Supplied data section start
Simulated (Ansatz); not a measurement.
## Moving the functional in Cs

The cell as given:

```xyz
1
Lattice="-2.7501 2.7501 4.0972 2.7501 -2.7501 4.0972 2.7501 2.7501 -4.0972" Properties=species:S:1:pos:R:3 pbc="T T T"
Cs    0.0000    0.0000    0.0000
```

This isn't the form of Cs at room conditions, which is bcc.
Supplied data section end

Every record above must be repeated word for word.

» Written response:
Simulated (Ansatz); not a measurement.
## Moving the functional in Cs

The cell as given:

```xyz
1
Lattice="-2.7501 2.7501 4.0972 2.7501 -2.7501 4.0972 2.7501 2.7501 -4.0972" Properties=species:S:1:pos:R:3 pbc="T T T"
Cs    0.0000    0.0000    0.0000
```

This isn't the form of Cs at room conditions, which is bcc.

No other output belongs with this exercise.